Recorded information:
□ □ □
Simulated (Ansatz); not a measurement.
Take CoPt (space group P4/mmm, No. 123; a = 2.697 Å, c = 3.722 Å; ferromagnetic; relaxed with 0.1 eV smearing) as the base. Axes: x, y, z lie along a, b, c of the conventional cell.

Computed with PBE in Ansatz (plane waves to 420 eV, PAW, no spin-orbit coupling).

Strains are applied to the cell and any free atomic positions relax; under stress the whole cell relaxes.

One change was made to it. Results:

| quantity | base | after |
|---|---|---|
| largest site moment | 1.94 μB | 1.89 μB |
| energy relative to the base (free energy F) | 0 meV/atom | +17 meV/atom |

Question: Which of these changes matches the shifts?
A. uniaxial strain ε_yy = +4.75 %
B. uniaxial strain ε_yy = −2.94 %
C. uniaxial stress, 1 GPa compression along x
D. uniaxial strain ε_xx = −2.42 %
□ □ □

Assigned task: Everything in the material above from the line that has "One change was" through the line that has "Question: Which of" must be duplicated exactly, with no other lines given.

Task response:
One change was made to it. Results:

| quantity | base | after |
|---|---|---|
| largest site moment | 1.94 μB | 1.89 μB |
| energy relative to the base (free energy F) | 0 meV/atom | +17 meV/atom |

Question: Which of these changes matches the shifts?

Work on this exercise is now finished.